#### Data excerpts:
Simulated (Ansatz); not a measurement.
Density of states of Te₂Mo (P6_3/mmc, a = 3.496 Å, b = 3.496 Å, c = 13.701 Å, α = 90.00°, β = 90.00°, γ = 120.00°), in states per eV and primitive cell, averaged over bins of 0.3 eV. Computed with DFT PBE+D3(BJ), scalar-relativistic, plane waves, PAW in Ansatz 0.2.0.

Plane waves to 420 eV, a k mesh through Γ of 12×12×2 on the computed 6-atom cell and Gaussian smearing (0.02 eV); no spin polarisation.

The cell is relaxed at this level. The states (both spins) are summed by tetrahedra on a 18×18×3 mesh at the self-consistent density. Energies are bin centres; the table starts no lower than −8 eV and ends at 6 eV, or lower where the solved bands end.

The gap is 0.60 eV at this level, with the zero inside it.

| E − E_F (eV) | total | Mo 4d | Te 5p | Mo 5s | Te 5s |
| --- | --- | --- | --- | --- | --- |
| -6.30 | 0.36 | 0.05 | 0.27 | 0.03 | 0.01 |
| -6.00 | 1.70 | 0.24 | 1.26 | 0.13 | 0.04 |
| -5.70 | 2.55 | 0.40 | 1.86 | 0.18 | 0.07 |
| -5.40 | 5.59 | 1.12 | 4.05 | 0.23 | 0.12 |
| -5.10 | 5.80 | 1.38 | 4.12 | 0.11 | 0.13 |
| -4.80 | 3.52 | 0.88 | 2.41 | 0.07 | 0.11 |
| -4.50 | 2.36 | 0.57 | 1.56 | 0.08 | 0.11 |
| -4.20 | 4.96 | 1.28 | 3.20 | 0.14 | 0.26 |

#### Work instruction:
Until the last line is reached, keep transcribing the data exactly.

#### Task response:
Simulated (Ansatz); not a measurement.
Density of states of Te₂Mo (P6_3/mmc, a = 3.496 Å, b = 3.496 Å, c = 13.701 Å, α = 90.00°, β = 90.00°, γ = 120.00°), in states per eV and primitive cell, averaged over bins of 0.3 eV. Computed with DFT PBE+D3(BJ), scalar-relativistic, plane waves, PAW in Ansatz 0.2.0.

Plane waves to 420 eV, a k mesh through Γ of 12×12×2 on the computed 6-atom cell and Gaussian smearing (0.02 eV); no spin polarisation.

The cell is relaxed at this level. The states (both spins) are summed by tetrahedra on a 18×18×3 mesh at the self-consistent density. Energies are bin centres; the table starts no lower than −8 eV and ends at 6 eV, or lower where the solved bands end.

The gap is 0.60 eV at this level, with the zero inside it.

| E − E_F (eV) | total | Mo 4d | Te 5p | Mo 5s | Te 5s |
| --- | --- | --- | --- | --- | --- |
| -6.30 | 0.36 | 0.05 | 0.27 | 0.03 | 0.01 |
| -6.00 | 1.70 | 0.24 | 1.26 | 0.13 | 0.04 |
| -5.70 | 2.55 | 0.40 | 1.86 | 0.18 | 0.07 |
| -5.40 | 5.59 | 1.12 | 4.05 | 0.23 | 0.12 |
| -5.10 | 5.80 | 1.38 | 4.12 | 0.11 | 0.13 |
| -4.80 | 3.52 | 0.88 | 2.41 | 0.07 | 0.11 |
| -4.50 | 2.36 | 0.57 | 1.56 | 0.08 | 0.11 |
| -4.20 | 4.96 | 1.28 | 3.20 | 0.14 | 0.26 |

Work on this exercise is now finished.